▼

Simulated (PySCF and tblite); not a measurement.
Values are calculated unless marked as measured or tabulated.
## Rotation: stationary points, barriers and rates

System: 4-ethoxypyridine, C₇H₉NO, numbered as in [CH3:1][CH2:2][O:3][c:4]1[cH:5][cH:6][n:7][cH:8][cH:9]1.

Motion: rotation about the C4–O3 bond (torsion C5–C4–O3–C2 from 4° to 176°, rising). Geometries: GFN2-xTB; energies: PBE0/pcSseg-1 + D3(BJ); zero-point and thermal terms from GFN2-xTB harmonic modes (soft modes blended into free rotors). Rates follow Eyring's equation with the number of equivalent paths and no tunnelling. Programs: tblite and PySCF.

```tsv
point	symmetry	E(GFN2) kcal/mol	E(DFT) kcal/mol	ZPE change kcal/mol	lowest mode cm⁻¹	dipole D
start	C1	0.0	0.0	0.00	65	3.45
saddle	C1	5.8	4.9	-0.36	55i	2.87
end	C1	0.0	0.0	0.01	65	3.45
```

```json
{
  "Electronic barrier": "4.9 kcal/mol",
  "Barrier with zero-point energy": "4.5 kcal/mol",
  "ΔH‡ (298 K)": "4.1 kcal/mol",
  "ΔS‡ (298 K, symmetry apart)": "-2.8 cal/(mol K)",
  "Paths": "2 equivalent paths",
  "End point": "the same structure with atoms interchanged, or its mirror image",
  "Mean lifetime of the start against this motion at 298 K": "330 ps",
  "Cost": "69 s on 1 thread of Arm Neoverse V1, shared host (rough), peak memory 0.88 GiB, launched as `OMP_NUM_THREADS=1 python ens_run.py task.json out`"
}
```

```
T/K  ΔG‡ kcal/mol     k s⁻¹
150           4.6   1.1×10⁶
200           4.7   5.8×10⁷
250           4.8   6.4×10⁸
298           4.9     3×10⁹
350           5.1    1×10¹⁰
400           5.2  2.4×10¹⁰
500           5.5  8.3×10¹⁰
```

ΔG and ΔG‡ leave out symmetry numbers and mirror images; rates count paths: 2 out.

▲

**ACTION ITEM:** The lines to copy run from the first line of the entries to the line containing "System: 4-ethoxypyridine, C₇H₉NO, numbered"; copy them exactly and output nothing else.

**YOUR RESPONSE:**
Simulated (PySCF and tblite); not a measurement.
Values are calculated unless marked as measured or tabulated.
## Rotation: stationary points, barriers and rates

System: 4-ethoxypyridine, C₇H₉NO, numbered as in [CH3:1][CH2:2][O:3][c:4]1[cH:5][cH:6][n:7][cH:8][cH:9]1.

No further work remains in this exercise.